Where the listing below has a line with "An ordered 4-atom", write out exactly that line and every line after it, stopping after the line with "symmetry | x | y | z |".

RECORDS SHOWN »
*****
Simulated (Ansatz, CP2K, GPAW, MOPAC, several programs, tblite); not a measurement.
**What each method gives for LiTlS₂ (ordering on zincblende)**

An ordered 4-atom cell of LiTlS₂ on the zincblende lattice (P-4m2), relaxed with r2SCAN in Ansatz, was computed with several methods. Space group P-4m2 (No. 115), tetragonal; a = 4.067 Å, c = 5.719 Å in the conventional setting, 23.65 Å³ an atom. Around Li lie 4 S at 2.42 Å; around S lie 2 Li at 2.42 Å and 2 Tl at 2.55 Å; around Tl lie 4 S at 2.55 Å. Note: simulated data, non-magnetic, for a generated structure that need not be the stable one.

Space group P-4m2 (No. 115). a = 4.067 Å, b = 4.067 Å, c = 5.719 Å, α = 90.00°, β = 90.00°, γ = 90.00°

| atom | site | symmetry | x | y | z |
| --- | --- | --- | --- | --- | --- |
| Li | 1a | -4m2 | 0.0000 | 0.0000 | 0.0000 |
*****

WORKED SOLUTION »
An ordered 4-atom cell of LiTlS₂ on the zincblende lattice (P-4m2), relaxed with r2SCAN in Ansatz, was computed with several methods. Space group P-4m2 (No. 115), tetragonal; a = 4.067 Å, c = 5.719 Å in the conventional setting, 23.65 Å³ an atom. Around Li lie 4 S at 2.42 Å; around S lie 2 Li at 2.42 Å and 2 Tl at 2.55 Å; around Tl lie 4 S at 2.55 Å. Note: simulated data, non-magnetic, for a generated structure that need not be the stable one.

Space group P-4m2 (No. 115). a = 4.067 Å, b = 4.067 Å, c = 5.719 Å, α = 90.00°, β = 90.00°, γ = 90.00°

| atom | site | symmetry | x | y | z |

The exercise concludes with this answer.